====================
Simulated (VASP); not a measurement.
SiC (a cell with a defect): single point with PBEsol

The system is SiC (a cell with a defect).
====================

Word for word, write out all of the data above.

ANSWER SECTION:
Simulated (VASP); not a measurement.
SiC (a cell with a defect): single point with PBEsol

The system is SiC (a cell with a defect).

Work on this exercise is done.